Data for analysis:
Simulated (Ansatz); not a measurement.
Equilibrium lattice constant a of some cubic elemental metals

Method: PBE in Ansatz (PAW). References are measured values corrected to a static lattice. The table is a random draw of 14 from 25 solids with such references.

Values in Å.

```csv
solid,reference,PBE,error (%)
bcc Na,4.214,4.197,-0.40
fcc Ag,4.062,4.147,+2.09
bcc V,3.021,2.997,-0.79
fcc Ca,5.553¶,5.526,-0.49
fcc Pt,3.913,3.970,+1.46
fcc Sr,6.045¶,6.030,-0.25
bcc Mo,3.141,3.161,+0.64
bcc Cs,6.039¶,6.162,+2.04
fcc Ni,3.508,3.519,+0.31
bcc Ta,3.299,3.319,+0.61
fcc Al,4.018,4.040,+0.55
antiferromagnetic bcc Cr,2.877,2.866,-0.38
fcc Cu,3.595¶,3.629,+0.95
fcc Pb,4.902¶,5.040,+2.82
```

Action item:
Output the entire data exactly, line for line.

Exercise solution:
Simulated (Ansatz); not a measurement.
Equilibrium lattice constant a of some cubic elemental metals

Method: PBE in Ansatz (PAW). References are measured values corrected to a static lattice. The table is a random draw of 14 from 25 solids with such references.

Values in Å.

```csv
solid,reference,PBE,error (%)
bcc Na,4.214,4.197,-0.40
fcc Ag,4.062,4.147,+2.09
bcc V,3.021,2.997,-0.79
fcc Ca,5.553¶,5.526,-0.49
fcc Pt,3.913,3.970,+1.46
fcc Sr,6.045¶,6.030,-0.25
bcc Mo,3.141,3.161,+0.64
bcc Cs,6.039¶,6.162,+2.04
fcc Ni,3.508,3.519,+0.31
bcc Ta,3.299,3.319,+0.61
fcc Al,4.018,4.040,+0.55
antiferromagnetic bcc Cr,2.877,2.866,-0.38
fcc Cu,3.595¶,3.629,+0.95
fcc Pb,4.902¶,5.040,+2.82
```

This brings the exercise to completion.